#### WORK INSTRUCTION:
From the first line of the entries below, reproduce everything exactly through the line with "VASP 6.6.1 |", and nothing more.

#### MATERIAL SUPPLIED:
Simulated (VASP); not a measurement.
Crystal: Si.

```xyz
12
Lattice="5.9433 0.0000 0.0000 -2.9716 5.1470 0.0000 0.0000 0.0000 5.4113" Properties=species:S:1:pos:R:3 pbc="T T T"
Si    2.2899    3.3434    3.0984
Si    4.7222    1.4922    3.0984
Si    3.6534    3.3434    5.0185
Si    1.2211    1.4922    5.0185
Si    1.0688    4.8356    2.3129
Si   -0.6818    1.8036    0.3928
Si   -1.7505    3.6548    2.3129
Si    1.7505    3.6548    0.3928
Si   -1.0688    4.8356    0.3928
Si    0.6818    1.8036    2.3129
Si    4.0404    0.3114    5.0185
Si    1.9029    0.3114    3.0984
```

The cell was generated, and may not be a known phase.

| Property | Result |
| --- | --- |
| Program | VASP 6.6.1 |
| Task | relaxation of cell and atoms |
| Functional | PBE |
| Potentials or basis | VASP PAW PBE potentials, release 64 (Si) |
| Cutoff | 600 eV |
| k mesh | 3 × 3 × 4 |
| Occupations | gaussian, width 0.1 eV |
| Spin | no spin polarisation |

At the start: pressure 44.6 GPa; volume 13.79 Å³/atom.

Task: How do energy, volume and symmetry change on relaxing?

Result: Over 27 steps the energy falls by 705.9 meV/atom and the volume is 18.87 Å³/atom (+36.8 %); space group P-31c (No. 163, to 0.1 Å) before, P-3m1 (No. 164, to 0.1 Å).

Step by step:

#### WRITTEN REPLY:
Simulated (VASP); not a measurement.
Crystal: Si.

```xyz
12
Lattice="5.9433 0.0000 0.0000 -2.9716 5.1470 0.0000 0.0000 0.0000 5.4113" Properties=species:S:1:pos:R:3 pbc="T T T"
Si    2.2899    3.3434    3.0984
Si    4.7222    1.4922    3.0984
Si    3.6534    3.3434    5.0185
Si    1.2211    1.4922    5.0185
Si    1.0688    4.8356    2.3129
Si   -0.6818    1.8036    0.3928
Si   -1.7505    3.6548    2.3129
Si    1.7505    3.6548    0.3928
Si   -1.0688    4.8356    0.3928
Si    0.6818    1.8036    2.3129
Si    4.0404    0.3114    5.0185
Si    1.9029    0.3114    3.0984
```

The cell was generated, and may not be a known phase.

| Property | Result |
| --- | --- |
| Program | VASP 6.6.1 |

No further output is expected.